**Work item:** Give again, exactly as written, each line of the material below starting at the line that contains "C. level PBEsol;" and ending at the line that contains "A: B (-9.5 GPa), C (-4.6 GPa), A (0.1 GPa).". Both ends count, and no other line does.

[Opening Source information section]

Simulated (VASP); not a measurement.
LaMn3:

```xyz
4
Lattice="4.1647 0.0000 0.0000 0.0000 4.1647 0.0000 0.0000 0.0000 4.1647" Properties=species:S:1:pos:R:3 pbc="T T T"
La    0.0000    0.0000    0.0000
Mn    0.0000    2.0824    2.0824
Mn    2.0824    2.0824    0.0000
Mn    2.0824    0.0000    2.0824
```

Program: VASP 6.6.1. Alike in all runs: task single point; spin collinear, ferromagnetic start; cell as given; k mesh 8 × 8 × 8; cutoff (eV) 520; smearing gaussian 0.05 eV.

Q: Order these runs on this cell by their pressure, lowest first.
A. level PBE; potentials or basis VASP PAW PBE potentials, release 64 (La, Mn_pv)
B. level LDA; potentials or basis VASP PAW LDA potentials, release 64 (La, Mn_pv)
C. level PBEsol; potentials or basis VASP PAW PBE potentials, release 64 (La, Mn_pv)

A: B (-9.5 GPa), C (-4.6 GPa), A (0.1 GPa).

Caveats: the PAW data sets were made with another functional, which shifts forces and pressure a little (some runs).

[Closing Source information section]

**Result:**
C. level PBEsol; potentials or basis VASP PAW PBE potentials, release 64 (La, Mn_pv)

A: B (-9.5 GPa), C (-4.6 GPa), A (0.1 GPa).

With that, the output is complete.